**Raw data**
.....

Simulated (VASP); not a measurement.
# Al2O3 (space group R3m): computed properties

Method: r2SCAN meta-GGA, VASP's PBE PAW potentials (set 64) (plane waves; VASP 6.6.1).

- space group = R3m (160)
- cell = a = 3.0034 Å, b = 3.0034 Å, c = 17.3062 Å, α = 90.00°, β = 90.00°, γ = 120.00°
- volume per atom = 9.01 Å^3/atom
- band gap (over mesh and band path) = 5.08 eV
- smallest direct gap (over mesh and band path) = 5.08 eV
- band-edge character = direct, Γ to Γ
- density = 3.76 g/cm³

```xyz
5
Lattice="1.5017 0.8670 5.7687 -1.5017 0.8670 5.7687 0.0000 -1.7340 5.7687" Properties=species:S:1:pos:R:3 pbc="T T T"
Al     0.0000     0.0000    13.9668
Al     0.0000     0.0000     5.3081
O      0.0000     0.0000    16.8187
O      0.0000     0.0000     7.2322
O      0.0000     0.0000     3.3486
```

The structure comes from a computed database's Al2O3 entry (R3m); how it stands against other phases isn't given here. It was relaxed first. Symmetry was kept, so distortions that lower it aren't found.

.....

Each line from the top of the data, up to and including the line that contains "- band gap (over", should be set down exactly.

**Worked solution**
Simulated (VASP); not a measurement.
# Al2O3 (space group R3m): computed properties

Method: r2SCAN meta-GGA, VASP's PBE PAW potentials (set 64) (plane waves; VASP 6.6.1).

- space group = R3m (160)
- cell = a = 3.0034 Å, b = 3.0034 Å, c = 17.3062 Å, α = 90.00°, β = 90.00°, γ = 120.00°
- volume per atom = 9.01 Å^3/atom
- band gap (over mesh and band path) = 5.08 eV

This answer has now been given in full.